# Source data
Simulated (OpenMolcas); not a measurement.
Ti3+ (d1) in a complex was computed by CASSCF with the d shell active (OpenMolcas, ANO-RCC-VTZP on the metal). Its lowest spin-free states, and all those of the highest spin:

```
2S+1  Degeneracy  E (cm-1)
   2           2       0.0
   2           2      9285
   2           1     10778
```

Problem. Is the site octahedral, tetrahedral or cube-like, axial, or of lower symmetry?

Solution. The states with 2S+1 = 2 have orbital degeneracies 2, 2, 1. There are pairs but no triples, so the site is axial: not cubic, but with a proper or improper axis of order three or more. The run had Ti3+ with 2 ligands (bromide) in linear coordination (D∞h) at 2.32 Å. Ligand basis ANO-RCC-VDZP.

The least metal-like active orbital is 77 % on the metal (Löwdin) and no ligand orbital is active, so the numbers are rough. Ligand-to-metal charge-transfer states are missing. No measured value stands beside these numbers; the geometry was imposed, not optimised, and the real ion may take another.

# Work instruction
Copy down the material above exactly as it is.

# Written answer
Simulated (OpenMolcas); not a measurement.
Ti3+ (d1) in a complex was computed by CASSCF with the d shell active (OpenMolcas, ANO-RCC-VTZP on the metal). Its lowest spin-free states, and all those of the highest spin:

```
2S+1  Degeneracy  E (cm-1)
   2           2       0.0
   2           2      9285
   2           1     10778
```

Problem. Is the site octahedral, tetrahedral or cube-like, axial, or of lower symmetry?

Solution. The states with 2S+1 = 2 have orbital degeneracies 2, 2, 1. There are pairs but no triples, so the site is axial: not cubic, but with a proper or improper axis of order three or more. The run had Ti3+ with 2 ligands (bromide) in linear coordination (D∞h) at 2.32 Å. Ligand basis ANO-RCC-VDZP.

The least metal-like active orbital is 77 % on the metal (Löwdin) and no ligand orbital is active, so the numbers are rough. Ligand-to-metal charge-transfer states are missing. No measured value stands beside these numbers; the geometry was imposed, not optimised, and the real ion may take another.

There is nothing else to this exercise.